** WORK ORDER **
Would you reproduce, without any alteration, the lines from the opening line of the entries through the line that has "The relaxed volume" in it?

[[ DATA LISTING, beginning ]]

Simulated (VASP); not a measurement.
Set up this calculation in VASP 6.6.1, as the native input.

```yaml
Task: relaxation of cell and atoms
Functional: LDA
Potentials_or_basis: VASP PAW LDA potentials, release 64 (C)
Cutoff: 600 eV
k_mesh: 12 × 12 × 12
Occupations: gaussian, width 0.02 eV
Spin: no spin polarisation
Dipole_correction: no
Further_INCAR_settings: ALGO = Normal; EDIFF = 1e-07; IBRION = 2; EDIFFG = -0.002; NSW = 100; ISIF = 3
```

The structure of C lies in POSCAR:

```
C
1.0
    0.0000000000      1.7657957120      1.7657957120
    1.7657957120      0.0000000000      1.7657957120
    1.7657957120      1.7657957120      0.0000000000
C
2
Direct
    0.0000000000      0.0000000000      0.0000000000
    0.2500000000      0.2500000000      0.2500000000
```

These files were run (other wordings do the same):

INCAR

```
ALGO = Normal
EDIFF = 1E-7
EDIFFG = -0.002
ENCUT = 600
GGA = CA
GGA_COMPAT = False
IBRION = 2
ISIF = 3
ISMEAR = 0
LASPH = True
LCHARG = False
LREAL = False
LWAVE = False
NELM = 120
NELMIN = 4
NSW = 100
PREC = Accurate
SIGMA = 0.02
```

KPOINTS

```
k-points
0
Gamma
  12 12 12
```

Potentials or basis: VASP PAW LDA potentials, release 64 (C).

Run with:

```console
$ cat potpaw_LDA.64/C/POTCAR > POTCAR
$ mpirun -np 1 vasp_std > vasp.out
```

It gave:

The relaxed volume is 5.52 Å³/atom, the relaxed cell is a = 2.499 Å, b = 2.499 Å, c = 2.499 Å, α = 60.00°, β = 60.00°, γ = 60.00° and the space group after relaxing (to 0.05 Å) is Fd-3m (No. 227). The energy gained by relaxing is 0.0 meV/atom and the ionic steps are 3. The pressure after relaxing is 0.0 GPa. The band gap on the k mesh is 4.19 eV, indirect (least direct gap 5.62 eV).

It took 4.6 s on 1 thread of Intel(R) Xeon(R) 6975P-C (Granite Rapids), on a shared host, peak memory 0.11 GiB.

[[ DATA LISTING, end ]]

** WRITTEN ANSWER **
Simulated (VASP); not a measurement.
Set up this calculation in VASP 6.6.1, as the native input.

```yaml
Task: relaxation of cell and atoms
Functional: LDA
Potentials_or_basis: VASP PAW LDA potentials, release 64 (C)
Cutoff: 600 eV
k_mesh: 12 × 12 × 12
Occupations: gaussian, width 0.02 eV
Spin: no spin polarisation
Dipole_correction: no
Further_INCAR_settings: ALGO = Normal; EDIFF = 1e-07; IBRION = 2; EDIFFG = -0.002; NSW = 100; ISIF = 3
```

The structure of C lies in POSCAR:

```
C
1.0
    0.0000000000      1.7657957120      1.7657957120
    1.7657957120      0.0000000000      1.7657957120
    1.7657957120      1.7657957120      0.0000000000
C
2
Direct
    0.0000000000      0.0000000000      0.0000000000
    0.2500000000      0.2500000000      0.2500000000
```

These files were run (other wordings do the same):

INCAR

```
ALGO = Normal
EDIFF = 1E-7
EDIFFG = -0.002
ENCUT = 600
GGA = CA
GGA_COMPAT = False
IBRION = 2
ISIF = 3
ISMEAR = 0
LASPH = True
LCHARG = False
LREAL = False
LWAVE = False
NELM = 120
NELMIN = 4
NSW = 100
PREC = Accurate
SIGMA = 0.02
```

KPOINTS

```
k-points
0
Gamma
  12 12 12
```

Potentials or basis: VASP PAW LDA potentials, release 64 (C).

Run with:

```console
$ cat potpaw_LDA.64/C/POTCAR > POTCAR
$ mpirun -np 1 vasp_std > vasp.out
```

It gave:

The relaxed volume is 5.52 Å³/atom, the relaxed cell is a = 2.499 Å, b = 2.499 Å, c = 2.499 Å, α = 60.00°, β = 60.00°, γ = 60.00° and the space group after relaxing (to 0.05 Å) is Fd-3m (No. 227). The energy gained by relaxing is 0.0 meV/atom and the ionic steps are 3. The pressure after relaxing is 0.0 GPa. The band gap on the k mesh is 4.19 eV, indirect (least direct gap 5.62 eV).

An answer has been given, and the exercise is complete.